#### WORK ITEM:
What you return must be every line from the beginning of the data through the line holding "0.00 | 0.000 |", unchanged.

#### SUPPLIED DATA:
--------------------------------

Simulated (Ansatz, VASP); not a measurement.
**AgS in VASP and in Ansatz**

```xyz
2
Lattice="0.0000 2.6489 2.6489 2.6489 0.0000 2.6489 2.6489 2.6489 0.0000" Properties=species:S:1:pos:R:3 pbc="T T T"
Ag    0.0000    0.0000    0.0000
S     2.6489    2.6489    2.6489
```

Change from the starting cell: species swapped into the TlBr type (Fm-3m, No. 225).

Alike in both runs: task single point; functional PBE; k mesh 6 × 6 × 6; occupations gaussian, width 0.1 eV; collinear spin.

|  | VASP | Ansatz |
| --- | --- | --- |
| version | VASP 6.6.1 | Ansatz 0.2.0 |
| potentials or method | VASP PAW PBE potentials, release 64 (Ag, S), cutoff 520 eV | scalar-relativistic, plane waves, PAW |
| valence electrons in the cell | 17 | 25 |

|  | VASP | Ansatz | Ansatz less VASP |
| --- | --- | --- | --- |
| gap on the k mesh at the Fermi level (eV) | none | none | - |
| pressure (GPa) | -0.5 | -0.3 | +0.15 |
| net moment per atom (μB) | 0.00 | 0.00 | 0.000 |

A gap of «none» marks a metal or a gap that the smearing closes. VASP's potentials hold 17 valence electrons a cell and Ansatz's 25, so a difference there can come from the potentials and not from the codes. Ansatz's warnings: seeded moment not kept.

--------------------------------

#### YOUR RESPONSE:
Simulated (Ansatz, VASP); not a measurement.
**AgS in VASP and in Ansatz**

```xyz
2
Lattice="0.0000 2.6489 2.6489 2.6489 0.0000 2.6489 2.6489 2.6489 0.0000" Properties=species:S:1:pos:R:3 pbc="T T T"
Ag    0.0000    0.0000    0.0000
S     2.6489    2.6489    2.6489
```

Change from the starting cell: species swapped into the TlBr type (Fm-3m, No. 225).

Alike in both runs: task single point; functional PBE; k mesh 6 × 6 × 6; occupations gaussian, width 0.1 eV; collinear spin.

|  | VASP | Ansatz |
| --- | --- | --- |
| version | VASP 6.6.1 | Ansatz 0.2.0 |
| potentials or method | VASP PAW PBE potentials, release 64 (Ag, S), cutoff 520 eV | scalar-relativistic, plane waves, PAW |
| valence electrons in the cell | 17 | 25 |

|  | VASP | Ansatz | Ansatz less VASP |
| --- | --- | --- | --- |
| gap on the k mesh at the Fermi level (eV) | none | none | - |
| pressure (GPa) | -0.5 | -0.3 | +0.15 |
| net moment per atom (μB) | 0.00 | 0.00 | 0.000 |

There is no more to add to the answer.